» **Data listing**:
::::::::

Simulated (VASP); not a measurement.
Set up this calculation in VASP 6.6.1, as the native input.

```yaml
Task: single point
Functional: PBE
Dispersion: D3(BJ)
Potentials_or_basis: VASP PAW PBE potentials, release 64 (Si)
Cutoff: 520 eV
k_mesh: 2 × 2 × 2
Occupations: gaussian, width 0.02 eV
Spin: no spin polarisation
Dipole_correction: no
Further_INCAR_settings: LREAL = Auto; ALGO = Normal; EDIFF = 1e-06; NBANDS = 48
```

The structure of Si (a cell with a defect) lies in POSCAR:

::::::::

» **Work request**:
Repeat the material in full, exactly as it stands.

» **Exercise response**:
Simulated (VASP); not a measurement.
Set up this calculation in VASP 6.6.1, as the native input.

```yaml
Task: single point
Functional: PBE
Dispersion: D3(BJ)
Potentials_or_basis: VASP PAW PBE potentials, release 64 (Si)
Cutoff: 520 eV
k_mesh: 2 × 2 × 2
Occupations: gaussian, width 0.02 eV
Spin: no spin polarisation
Dipole_correction: no
Further_INCAR_settings: LREAL = Auto; ALGO = Normal; EDIFF = 1e-06; NBANDS = 48
```

The structure of Si (a cell with a defect) lies in POSCAR:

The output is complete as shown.